ACTIVITY: With spelling and spacing unchanged, write out each line of the material.

● ● ● ● ● ● ●

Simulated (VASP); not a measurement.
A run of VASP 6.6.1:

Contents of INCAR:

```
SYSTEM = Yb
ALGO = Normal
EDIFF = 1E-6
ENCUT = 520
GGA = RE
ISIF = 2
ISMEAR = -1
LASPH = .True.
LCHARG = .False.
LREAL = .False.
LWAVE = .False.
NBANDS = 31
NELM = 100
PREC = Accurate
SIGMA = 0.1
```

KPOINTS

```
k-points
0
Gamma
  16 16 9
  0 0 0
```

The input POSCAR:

● ● ● ● ● ● ●

YOUR SOLUTION:
Simulated (VASP); not a measurement.
A run of VASP 6.6.1:

Contents of INCAR:

```
SYSTEM = Yb
ALGO = Normal
EDIFF = 1E-6
ENCUT = 520
GGA = RE
ISIF = 2
ISMEAR = -1
LASPH = .True.
LCHARG = .False.
LREAL = .False.
LWAVE = .False.
NBANDS = 31
NELM = 100
PREC = Accurate
SIGMA = 0.1
```

KPOINTS

```
k-points
0
Gamma
  16 16 9
  0 0 0
```

The input POSCAR:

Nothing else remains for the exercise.